========

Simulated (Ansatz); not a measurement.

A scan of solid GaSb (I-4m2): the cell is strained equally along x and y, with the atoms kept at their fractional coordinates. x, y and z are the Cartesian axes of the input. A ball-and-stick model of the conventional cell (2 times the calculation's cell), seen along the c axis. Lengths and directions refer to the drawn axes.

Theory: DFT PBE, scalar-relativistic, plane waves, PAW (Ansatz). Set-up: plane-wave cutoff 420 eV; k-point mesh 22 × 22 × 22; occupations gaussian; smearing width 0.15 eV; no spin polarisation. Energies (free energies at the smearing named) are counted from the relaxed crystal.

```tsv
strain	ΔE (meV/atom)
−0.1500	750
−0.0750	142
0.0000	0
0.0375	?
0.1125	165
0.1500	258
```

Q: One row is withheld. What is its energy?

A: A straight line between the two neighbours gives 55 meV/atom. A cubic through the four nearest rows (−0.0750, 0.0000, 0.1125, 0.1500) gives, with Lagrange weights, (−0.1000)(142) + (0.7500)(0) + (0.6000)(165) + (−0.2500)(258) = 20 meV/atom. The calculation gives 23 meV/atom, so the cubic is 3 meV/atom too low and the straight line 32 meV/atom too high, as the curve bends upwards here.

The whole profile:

========

Having read the records above, print them out again exactly.

Simulated (Ansatz); not a measurement.

A scan of solid GaSb (I-4m2): the cell is strained equally along x and y, with the atoms kept at their fractional coordinates. x, y and z are the Cartesian axes of the input. A ball-and-stick model of the conventional cell (2 times the calculation's cell), seen along the c axis. Lengths and directions refer to the drawn axes.

Theory: DFT PBE, scalar-relativistic, plane waves, PAW (Ansatz). Set-up: plane-wave cutoff 420 eV; k-point mesh 22 × 22 × 22; occupations gaussian; smearing width 0.15 eV; no spin polarisation. Energies (free energies at the smearing named) are counted from the relaxed crystal.

```tsv
strain	ΔE (meV/atom)
−0.1500	750
−0.0750	142
0.0000	0
0.0375	?
0.1125	165
0.1500	258
```

Q: One row is withheld. What is its energy?

A: A straight line between the two neighbours gives 55 meV/atom. A cubic through the four nearest rows (−0.0750, 0.0000, 0.1125, 0.1500) gives, with Lagrange weights, (−0.1000)(142) + (0.7500)(0) + (0.6000)(165) + (−0.2500)(258) = 20 meV/atom. The calculation gives 23 meV/atom, so the cubic is 3 meV/atom too low and the straight line 32 meV/atom too high, as the curve bends upwards here.

The whole profile:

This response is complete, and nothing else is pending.